REQUIREMENT: The span to repeat in the listing below runs from the line containing "H₂O₂Zn, SMILES [OH][Zn][OH]." to the line containing "A: on a slope;", inclusive. Repeat it exactly, and only it.

SUPPLIED DATA:
+ + +
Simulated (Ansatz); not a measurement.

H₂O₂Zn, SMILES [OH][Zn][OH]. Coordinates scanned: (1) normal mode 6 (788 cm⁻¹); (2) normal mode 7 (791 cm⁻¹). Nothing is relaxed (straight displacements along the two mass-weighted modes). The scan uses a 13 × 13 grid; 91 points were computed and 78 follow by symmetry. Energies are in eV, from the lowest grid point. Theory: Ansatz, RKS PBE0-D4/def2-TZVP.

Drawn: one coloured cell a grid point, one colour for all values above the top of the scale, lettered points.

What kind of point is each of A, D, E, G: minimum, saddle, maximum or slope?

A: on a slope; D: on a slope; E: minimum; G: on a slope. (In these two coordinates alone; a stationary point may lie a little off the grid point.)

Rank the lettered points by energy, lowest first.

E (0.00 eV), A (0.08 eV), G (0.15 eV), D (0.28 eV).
+ + +

RESPONSE BOX:
H₂O₂Zn, SMILES [OH][Zn][OH]. Coordinates scanned: (1) normal mode 6 (788 cm⁻¹); (2) normal mode 7 (791 cm⁻¹). Nothing is relaxed (straight displacements along the two mass-weighted modes). The scan uses a 13 × 13 grid; 91 points were computed and 78 follow by symmetry. Energies are in eV, from the lowest grid point. Theory: Ansatz, RKS PBE0-D4/def2-TZVP.

Drawn: one coloured cell a grid point, one colour for all values above the top of the scale, lettered points.

What kind of point is each of A, D, E, G: minimum, saddle, maximum or slope?

A: on a slope; D: on a slope; E: minimum; G: on a slope. (In these two coordinates alone; a stationary point may lie a little off the grid point.)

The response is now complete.